_Data shown_
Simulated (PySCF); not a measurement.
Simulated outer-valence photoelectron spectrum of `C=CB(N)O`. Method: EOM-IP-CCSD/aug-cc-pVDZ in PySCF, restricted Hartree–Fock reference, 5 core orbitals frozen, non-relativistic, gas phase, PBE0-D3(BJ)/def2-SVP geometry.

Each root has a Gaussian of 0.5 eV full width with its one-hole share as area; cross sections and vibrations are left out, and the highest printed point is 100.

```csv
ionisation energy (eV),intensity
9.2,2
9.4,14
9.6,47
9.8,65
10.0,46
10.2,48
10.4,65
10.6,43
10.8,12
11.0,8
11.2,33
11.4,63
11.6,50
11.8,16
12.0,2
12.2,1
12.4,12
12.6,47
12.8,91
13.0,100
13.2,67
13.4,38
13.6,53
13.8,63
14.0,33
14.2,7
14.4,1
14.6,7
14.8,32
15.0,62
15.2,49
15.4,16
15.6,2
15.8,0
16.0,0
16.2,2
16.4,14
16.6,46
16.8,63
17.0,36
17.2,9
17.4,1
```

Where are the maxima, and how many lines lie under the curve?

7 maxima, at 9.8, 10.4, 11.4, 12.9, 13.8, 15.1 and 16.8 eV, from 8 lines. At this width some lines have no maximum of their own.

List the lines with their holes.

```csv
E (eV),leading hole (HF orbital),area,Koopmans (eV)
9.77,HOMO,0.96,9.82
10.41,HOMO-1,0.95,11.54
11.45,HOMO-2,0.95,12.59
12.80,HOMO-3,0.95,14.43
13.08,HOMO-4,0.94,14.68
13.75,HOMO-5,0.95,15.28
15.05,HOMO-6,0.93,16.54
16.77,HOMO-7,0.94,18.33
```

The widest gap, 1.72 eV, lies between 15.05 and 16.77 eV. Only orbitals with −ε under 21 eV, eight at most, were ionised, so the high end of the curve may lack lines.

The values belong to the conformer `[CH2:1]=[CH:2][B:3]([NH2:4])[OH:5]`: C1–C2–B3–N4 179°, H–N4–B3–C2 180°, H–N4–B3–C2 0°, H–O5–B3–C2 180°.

_Work instruction_
Look above for the line with "List the lines with their holes." and the line with "The widest gap, 1.72"; transcribe both and all lines in between, exactly, and nothing else.

_Answer section_
List the lines with their holes.

```csv
E (eV),leading hole (HF orbital),area,Koopmans (eV)
9.77,HOMO,0.96,9.82
10.41,HOMO-1,0.95,11.54
11.45,HOMO-2,0.95,12.59
12.80,HOMO-3,0.95,14.43
13.08,HOMO-4,0.94,14.68
13.75,HOMO-5,0.95,15.28
15.05,HOMO-6,0.93,16.54
16.77,HOMO-7,0.94,18.33
```

The widest gap, 1.72 eV, lies between 15.05 and 16.77 eV. Only orbitals with −ε under 21 eV, eight at most, were ionised, so the high end of the curve may lack lines.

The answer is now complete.